____________________
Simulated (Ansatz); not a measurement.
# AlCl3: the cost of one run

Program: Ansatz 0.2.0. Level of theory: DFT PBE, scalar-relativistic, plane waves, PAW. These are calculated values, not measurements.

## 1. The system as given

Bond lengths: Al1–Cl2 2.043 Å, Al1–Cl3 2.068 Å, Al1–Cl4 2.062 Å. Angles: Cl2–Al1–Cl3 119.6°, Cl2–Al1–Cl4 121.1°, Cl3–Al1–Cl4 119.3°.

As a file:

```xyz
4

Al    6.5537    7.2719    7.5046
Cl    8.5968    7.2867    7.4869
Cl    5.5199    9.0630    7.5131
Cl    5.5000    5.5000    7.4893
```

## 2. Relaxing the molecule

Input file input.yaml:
____________________

## WORK REQUEST
The exact lines of the material above starting at the one that contains "Program: Ansatz 0.2.0." and ending at the one that contains "## 1. The system as given" are what to retype; leave out everything else.

## WRITTEN SOLUTION
Program: Ansatz 0.2.0. Level of theory: DFT PBE, scalar-relativistic, plane waves, PAW. These are calculated values, not measurements.

## 1. The system as given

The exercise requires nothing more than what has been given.